> _Work request_: Transcribe the records below exactly, from their first line through the line containing "Caveat: the PAW". Omit every line after it.

> _Recorded information_:
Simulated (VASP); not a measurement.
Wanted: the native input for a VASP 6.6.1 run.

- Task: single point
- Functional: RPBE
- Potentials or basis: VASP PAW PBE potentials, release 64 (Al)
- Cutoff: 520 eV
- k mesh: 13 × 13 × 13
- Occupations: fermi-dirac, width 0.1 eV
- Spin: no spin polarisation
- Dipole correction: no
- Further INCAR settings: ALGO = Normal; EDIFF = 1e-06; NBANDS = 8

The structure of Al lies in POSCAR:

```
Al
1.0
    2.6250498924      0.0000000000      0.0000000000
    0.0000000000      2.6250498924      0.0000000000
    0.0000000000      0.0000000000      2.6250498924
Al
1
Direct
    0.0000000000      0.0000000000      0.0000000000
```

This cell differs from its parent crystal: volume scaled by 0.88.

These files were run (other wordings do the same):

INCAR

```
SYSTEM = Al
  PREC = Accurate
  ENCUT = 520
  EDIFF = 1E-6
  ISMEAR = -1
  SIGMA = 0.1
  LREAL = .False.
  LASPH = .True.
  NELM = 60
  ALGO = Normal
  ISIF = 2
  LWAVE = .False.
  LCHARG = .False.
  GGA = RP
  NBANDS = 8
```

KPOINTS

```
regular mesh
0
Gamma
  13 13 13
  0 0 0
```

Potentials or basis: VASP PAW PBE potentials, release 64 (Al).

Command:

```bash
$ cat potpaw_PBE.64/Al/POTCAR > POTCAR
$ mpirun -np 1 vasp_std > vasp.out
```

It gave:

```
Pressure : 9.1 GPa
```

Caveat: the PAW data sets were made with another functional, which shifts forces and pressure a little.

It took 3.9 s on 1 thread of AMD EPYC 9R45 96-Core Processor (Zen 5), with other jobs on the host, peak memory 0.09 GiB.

> _Task response_:
Simulated (VASP); not a measurement.
Wanted: the native input for a VASP 6.6.1 run.

- Task: single point
- Functional: RPBE
- Potentials or basis: VASP PAW PBE potentials, release 64 (Al)
- Cutoff: 520 eV
- k mesh: 13 × 13 × 13
- Occupations: fermi-dirac, width 0.1 eV
- Spin: no spin polarisation
- Dipole correction: no
- Further INCAR settings: ALGO = Normal; EDIFF = 1e-06; NBANDS = 8

The structure of Al lies in POSCAR:

```
Al
1.0
    2.6250498924      0.0000000000      0.0000000000
    0.0000000000      2.6250498924      0.0000000000
    0.0000000000      0.0000000000      2.6250498924
Al
1
Direct
    0.0000000000      0.0000000000      0.0000000000
```

This cell differs from its parent crystal: volume scaled by 0.88.

These files were run (other wordings do the same):

INCAR

```
SYSTEM = Al
  PREC = Accurate
  ENCUT = 520
  EDIFF = 1E-6
  ISMEAR = -1
  SIGMA = 0.1
  LREAL = .False.
  LASPH = .True.
  NELM = 60
  ALGO = Normal
  ISIF = 2
  LWAVE = .False.
  LCHARG = .False.
  GGA = RP
  NBANDS = 8
```

KPOINTS

```
regular mesh
0
Gamma
  13 13 13
  0 0 0
```

Potentials or basis: VASP PAW PBE potentials, release 64 (Al).

Command:

```bash
$ cat potpaw_PBE.64/Al/POTCAR > POTCAR
$ mpirun -np 1 vasp_std > vasp.out
```

It gave:

```
Pressure : 9.1 GPa
```

Caveat: the PAW data sets were made with another functional, which shifts forces and pressure a little.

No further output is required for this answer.